START Recorded information
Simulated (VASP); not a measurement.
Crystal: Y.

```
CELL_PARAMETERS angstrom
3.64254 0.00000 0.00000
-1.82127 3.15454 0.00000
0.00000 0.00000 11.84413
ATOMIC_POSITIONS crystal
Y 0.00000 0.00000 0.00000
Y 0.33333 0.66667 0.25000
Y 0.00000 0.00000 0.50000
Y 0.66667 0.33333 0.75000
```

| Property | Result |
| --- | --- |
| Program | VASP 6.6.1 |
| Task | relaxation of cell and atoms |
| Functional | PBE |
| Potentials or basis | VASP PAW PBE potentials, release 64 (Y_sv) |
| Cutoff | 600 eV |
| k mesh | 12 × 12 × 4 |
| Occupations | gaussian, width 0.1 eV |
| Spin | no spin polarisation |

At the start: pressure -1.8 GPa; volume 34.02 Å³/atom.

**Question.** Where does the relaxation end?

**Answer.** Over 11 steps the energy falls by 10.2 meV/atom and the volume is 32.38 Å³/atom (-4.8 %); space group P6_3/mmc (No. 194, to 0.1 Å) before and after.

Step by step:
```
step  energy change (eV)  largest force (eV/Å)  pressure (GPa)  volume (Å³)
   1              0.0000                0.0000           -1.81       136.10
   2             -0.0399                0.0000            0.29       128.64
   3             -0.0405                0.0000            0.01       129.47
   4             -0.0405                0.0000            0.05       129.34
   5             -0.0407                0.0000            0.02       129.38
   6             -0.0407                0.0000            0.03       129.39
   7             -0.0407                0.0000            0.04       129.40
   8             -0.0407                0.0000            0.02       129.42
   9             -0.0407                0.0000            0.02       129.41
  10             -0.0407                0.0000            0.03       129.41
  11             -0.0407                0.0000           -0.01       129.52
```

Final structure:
END Recorded information

Assignment
Reproduce, exactly and without additions, the run of lines from the start of the listing above to the line bearing "64 (Y_sv) |", inclusive.

Exercise output
Simulated (VASP); not a measurement.
Crystal: Y.

```
CELL_PARAMETERS angstrom
3.64254 0.00000 0.00000
-1.82127 3.15454 0.00000
0.00000 0.00000 11.84413
ATOMIC_POSITIONS crystal
Y 0.00000 0.00000 0.00000
Y 0.33333 0.66667 0.25000
Y 0.00000 0.00000 0.50000
Y 0.66667 0.33333 0.75000
```

| Property | Result |
| --- | --- |
| Program | VASP 6.6.1 |
| Task | relaxation of cell and atoms |
| Functional | PBE |
| Potentials or basis | VASP PAW PBE potentials, release 64 (Y_sv) |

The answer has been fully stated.